**Data extract**
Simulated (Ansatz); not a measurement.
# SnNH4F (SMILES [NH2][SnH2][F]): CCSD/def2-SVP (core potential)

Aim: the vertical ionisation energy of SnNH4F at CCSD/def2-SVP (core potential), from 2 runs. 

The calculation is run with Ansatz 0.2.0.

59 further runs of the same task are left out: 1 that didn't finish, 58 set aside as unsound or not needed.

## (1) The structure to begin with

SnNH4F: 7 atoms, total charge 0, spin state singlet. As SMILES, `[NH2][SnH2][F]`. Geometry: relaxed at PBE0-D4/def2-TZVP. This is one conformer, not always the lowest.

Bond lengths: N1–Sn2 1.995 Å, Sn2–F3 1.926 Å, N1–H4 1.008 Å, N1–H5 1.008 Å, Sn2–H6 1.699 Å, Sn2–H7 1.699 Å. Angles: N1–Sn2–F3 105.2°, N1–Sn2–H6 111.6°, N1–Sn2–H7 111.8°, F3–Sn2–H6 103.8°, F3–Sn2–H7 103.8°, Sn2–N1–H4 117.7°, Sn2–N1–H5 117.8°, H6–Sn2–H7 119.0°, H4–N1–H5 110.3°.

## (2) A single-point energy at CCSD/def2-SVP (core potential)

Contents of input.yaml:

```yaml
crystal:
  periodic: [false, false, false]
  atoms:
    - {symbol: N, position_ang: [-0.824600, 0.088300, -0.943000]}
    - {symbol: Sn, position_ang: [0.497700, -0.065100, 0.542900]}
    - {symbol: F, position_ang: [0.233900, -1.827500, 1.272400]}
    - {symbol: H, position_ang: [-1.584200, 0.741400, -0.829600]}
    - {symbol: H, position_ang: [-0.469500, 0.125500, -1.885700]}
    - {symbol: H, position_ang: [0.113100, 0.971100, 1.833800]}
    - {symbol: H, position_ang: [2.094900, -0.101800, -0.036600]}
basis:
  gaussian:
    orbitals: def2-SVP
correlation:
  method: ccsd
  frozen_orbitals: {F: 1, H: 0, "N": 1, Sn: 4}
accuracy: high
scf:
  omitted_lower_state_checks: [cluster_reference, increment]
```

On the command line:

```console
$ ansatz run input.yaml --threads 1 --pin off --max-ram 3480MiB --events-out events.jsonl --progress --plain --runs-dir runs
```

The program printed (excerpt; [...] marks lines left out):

**Exercise**
Beginning of the records through the line with "## (1) The structure to begin with": return that span exactly and stop there.

**Exercise answer**
Simulated (Ansatz); not a measurement.
# SnNH4F (SMILES [NH2][SnH2][F]): CCSD/def2-SVP (core potential)

Aim: the vertical ionisation energy of SnNH4F at CCSD/def2-SVP (core potential), from 2 runs. 

The calculation is run with Ansatz 0.2.0.

59 further runs of the same task are left out: 1 that didn't finish, 58 set aside as unsound or not needed.

## (1) The structure to begin with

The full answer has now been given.